*** Extracted information Section Begins ***

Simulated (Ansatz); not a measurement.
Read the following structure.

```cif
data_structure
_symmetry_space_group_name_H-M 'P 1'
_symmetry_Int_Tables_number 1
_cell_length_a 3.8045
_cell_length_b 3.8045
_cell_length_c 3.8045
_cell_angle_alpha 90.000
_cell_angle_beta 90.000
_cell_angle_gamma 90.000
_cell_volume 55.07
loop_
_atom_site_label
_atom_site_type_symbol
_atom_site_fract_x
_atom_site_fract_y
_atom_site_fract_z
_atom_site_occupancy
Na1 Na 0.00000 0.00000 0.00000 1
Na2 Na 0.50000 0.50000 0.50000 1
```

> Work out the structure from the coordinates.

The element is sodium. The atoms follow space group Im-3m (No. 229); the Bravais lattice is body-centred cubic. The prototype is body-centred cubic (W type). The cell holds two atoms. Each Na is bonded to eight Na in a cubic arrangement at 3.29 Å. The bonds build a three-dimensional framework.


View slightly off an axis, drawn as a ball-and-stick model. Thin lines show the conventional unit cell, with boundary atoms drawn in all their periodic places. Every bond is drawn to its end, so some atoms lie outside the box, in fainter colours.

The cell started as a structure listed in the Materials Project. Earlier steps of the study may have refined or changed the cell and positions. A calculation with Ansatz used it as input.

*** Extracted information Section Ends ***

◆ **Brief**: Among the lines above, find the one with "The element is" and the one with "View slightly off". Quote both and everything between them, exactly.

◆ **Written answer**:
The element is sodium. The atoms follow space group Im-3m (No. 229); the Bravais lattice is body-centred cubic. The prototype is body-centred cubic (W type). The cell holds two atoms. Each Na is bonded to eight Na in a cubic arrangement at 3.29 Å. The bonds build a three-dimensional framework.


View slightly off an axis, drawn as a ball-and-stick model. Thin lines show the conventional unit cell, with boundary atoms drawn in all their periodic places. Every bond is drawn to its end, so some atoms lie outside the box, in fainter colours.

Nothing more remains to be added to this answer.